▶ _Listed entries_
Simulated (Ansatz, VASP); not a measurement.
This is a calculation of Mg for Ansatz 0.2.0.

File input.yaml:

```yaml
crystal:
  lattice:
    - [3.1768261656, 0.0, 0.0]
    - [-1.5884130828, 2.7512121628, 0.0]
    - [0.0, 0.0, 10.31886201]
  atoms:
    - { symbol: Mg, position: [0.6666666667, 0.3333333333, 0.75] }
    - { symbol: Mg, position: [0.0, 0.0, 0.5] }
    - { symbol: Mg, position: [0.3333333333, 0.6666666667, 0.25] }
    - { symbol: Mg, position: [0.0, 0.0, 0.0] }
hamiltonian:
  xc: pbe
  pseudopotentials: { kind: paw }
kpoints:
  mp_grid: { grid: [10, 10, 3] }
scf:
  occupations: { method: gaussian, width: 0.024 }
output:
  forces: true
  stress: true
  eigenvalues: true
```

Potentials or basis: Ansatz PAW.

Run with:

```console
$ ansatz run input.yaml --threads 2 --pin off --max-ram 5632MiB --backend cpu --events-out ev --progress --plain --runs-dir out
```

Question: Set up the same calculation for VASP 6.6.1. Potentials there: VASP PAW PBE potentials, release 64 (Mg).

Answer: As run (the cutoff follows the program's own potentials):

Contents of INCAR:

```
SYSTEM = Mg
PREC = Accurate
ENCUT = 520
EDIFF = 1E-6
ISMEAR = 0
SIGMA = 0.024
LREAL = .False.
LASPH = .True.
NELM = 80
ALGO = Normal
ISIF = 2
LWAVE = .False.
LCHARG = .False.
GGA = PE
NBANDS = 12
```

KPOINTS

▶ _Requirement_
Reproduce the material in full. Keep it identical to the original.

▶ _Response area_
Simulated (Ansatz, VASP); not a measurement.
This is a calculation of Mg for Ansatz 0.2.0.

File input.yaml:

```yaml
crystal:
  lattice:
    - [3.1768261656, 0.0, 0.0]
    - [-1.5884130828, 2.7512121628, 0.0]
    - [0.0, 0.0, 10.31886201]
  atoms:
    - { symbol: Mg, position: [0.6666666667, 0.3333333333, 0.75] }
    - { symbol: Mg, position: [0.0, 0.0, 0.5] }
    - { symbol: Mg, position: [0.3333333333, 0.6666666667, 0.25] }
    - { symbol: Mg, position: [0.0, 0.0, 0.0] }
hamiltonian:
  xc: pbe
  pseudopotentials: { kind: paw }
kpoints:
  mp_grid: { grid: [10, 10, 3] }
scf:
  occupations: { method: gaussian, width: 0.024 }
output:
  forces: true
  stress: true
  eigenvalues: true
```

Potentials or basis: Ansatz PAW.

Run with:

```console
$ ansatz run input.yaml --threads 2 --pin off --max-ram 5632MiB --backend cpu --events-out ev --progress --plain --runs-dir out
```

Question: Set up the same calculation for VASP 6.6.1. Potentials there: VASP PAW PBE potentials, release 64 (Mg).

Answer: As run (the cutoff follows the program's own potentials):

Contents of INCAR:

```
SYSTEM = Mg
PREC = Accurate
ENCUT = 520
EDIFF = 1E-6
ISMEAR = 0
SIGMA = 0.024
LREAL = .False.
LASPH = .True.
NELM = 80
ALGO = Normal
ISIF = 2
LWAVE = .False.
LCHARG = .False.
GGA = PE
NBANDS = 12
```

KPOINTS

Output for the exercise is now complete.